* **Records supplied**:
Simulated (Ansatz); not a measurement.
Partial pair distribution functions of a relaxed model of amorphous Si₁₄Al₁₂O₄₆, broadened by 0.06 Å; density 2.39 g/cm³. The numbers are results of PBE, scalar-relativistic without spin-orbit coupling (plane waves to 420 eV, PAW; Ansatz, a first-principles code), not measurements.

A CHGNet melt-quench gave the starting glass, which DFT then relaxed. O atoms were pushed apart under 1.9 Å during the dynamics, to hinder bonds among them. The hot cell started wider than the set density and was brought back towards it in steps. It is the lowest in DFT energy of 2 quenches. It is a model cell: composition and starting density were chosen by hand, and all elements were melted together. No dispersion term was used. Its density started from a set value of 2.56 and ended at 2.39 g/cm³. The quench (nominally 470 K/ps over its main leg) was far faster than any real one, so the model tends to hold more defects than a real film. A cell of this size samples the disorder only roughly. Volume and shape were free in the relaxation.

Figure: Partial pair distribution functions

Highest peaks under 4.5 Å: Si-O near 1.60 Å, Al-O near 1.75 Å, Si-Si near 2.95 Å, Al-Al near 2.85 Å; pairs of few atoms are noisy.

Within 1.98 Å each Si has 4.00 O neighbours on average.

* **Assignment**:
Reproduce, please, the lines of the material from its first line down to the line containing "Highest peaks under", keeping both ends and nothing beyond them.

* **Answer box**:
Simulated (Ansatz); not a measurement.
Partial pair distribution functions of a relaxed model of amorphous Si₁₄Al₁₂O₄₆, broadened by 0.06 Å; density 2.39 g/cm³. The numbers are results of PBE, scalar-relativistic without spin-orbit coupling (plane waves to 420 eV, PAW; Ansatz, a first-principles code), not measurements.

A CHGNet melt-quench gave the starting glass, which DFT then relaxed. O atoms were pushed apart under 1.9 Å during the dynamics, to hinder bonds among them. The hot cell started wider than the set density and was brought back towards it in steps. It is the lowest in DFT energy of 2 quenches. It is a model cell: composition and starting density were chosen by hand, and all elements were melted together. No dispersion term was used. Its density started from a set value of 2.56 and ended at 2.39 g/cm³. The quench (nominally 470 K/ps over its main leg) was far faster than any real one, so the model tends to hold more defects than a real film. A cell of this size samples the disorder only roughly. Volume and shape were free in the relaxation.

Figure: Partial pair distribution functions

Highest peaks under 4.5 Å: Si-O near 1.60 Å, Al-O near 1.75 Å, Si-Si near 2.95 Å, Al-Al near 2.85 Å; pairs of few atoms are noisy.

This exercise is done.